# # # #
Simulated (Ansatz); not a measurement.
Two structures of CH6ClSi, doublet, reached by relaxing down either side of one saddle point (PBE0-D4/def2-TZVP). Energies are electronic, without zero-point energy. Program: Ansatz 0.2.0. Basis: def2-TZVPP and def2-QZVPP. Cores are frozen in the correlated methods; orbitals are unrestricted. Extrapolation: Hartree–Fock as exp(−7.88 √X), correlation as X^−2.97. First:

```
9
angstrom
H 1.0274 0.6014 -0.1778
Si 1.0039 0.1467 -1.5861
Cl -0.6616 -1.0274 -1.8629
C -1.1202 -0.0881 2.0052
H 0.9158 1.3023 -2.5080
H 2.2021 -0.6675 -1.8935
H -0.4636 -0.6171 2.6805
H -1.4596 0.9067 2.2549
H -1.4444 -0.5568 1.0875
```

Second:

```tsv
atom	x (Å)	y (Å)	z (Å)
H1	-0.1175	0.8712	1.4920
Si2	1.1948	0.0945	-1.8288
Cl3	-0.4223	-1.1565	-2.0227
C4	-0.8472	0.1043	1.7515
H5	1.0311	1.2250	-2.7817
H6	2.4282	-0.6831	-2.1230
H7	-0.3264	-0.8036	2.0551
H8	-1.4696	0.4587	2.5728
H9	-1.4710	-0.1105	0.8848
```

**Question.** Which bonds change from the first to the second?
# # # #

Assigned task
Return a faithful copy of all the records above.

Task output
Simulated (Ansatz); not a measurement.
Two structures of CH6ClSi, doublet, reached by relaxing down either side of one saddle point (PBE0-D4/def2-TZVP). Energies are electronic, without zero-point energy. Program: Ansatz 0.2.0. Basis: def2-TZVPP and def2-QZVPP. Cores are frozen in the correlated methods; orbitals are unrestricted. Extrapolation: Hartree–Fock as exp(−7.88 √X), correlation as X^−2.97. First:

```
9
angstrom
H 1.0274 0.6014 -0.1778
Si 1.0039 0.1467 -1.5861
Cl -0.6616 -1.0274 -1.8629
C -1.1202 -0.0881 2.0052
H 0.9158 1.3023 -2.5080
H 2.2021 -0.6675 -1.8935
H -0.4636 -0.6171 2.6805
H -1.4596 0.9067 2.2549
H -1.4444 -0.5568 1.0875
```

Second:

```tsv
atom	x (Å)	y (Å)	z (Å)
H1	-0.1175	0.8712	1.4920
Si2	1.1948	0.0945	-1.8288
Cl3	-0.4223	-1.1565	-2.0227
C4	-0.8472	0.1043	1.7515
H5	1.0311	1.2250	-2.7817
H6	2.4282	-0.6831	-2.1230
H7	-0.3264	-0.8036	2.0551
H8	-1.4696	0.4587	2.5728
H9	-1.4710	-0.1105	0.8848
```

**Question.** Which bonds change from the first to the second?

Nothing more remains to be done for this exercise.